> WORK REQUEST:
All of the data that appears below is to be given again precisely as written.

------------------------------------------------------------------------
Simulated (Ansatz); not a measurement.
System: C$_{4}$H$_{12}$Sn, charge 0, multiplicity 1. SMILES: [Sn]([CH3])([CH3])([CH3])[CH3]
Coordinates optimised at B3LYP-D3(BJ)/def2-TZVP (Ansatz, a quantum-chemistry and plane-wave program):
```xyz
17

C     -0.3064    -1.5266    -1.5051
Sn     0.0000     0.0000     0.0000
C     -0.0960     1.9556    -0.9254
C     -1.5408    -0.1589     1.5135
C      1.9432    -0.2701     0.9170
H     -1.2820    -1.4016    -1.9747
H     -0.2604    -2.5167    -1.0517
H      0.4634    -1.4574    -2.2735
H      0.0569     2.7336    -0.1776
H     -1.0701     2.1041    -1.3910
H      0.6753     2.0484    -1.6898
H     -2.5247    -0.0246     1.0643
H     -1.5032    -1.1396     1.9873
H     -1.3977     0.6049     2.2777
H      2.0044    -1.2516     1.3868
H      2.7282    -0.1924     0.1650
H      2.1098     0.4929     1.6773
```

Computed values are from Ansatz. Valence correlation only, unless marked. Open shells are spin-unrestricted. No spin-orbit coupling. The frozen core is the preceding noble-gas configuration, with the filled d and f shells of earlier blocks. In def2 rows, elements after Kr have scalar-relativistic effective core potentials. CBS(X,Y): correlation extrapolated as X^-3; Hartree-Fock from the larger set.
------------------------------------------------------------------------

> ANSWER SECTION:
Simulated (Ansatz); not a measurement.
System: C$_{4}$H$_{12}$Sn, charge 0, multiplicity 1. SMILES: [Sn]([CH3])([CH3])([CH3])[CH3]
Coordinates optimised at B3LYP-D3(BJ)/def2-TZVP (Ansatz, a quantum-chemistry and plane-wave program):
```xyz
17

C     -0.3064    -1.5266    -1.5051
Sn     0.0000     0.0000     0.0000
C     -0.0960     1.9556    -0.9254
C     -1.5408    -0.1589     1.5135
C      1.9432    -0.2701     0.9170
H     -1.2820    -1.4016    -1.9747
H     -0.2604    -2.5167    -1.0517
H      0.4634    -1.4574    -2.2735
H      0.0569     2.7336    -0.1776
H     -1.0701     2.1041    -1.3910
H      0.6753     2.0484    -1.6898
H     -2.5247    -0.0246     1.0643
H     -1.5032    -1.1396     1.9873
H     -1.3977     0.6049     2.2777
H      2.0044    -1.2516     1.3868
H      2.7282    -0.1924     0.1650
H      2.1098     0.4929     1.6773
```

Computed values are from Ansatz. Valence correlation only, unless marked. Open shells are spin-unrestricted. No spin-orbit coupling. The frozen core is the preceding noble-gas configuration, with the filled d and f shells of earlier blocks. In def2 rows, elements after Kr have scalar-relativistic effective core potentials. CBS(X,Y): correlation extrapolated as X^-3; Hartree-Fock from the larger set.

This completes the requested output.